▶ _WORK INSTRUCTION_: Give back the full data character for character.

▶ _DATA UNDER STUDY_:
((

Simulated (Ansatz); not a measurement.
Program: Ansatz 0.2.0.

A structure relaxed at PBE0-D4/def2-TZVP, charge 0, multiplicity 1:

))

▶ _EXERCISE RESULT_:
Simulated (Ansatz); not a measurement.
Program: Ansatz 0.2.0.

A structure relaxed at PBE0-D4/def2-TZVP, charge 0, multiplicity 1:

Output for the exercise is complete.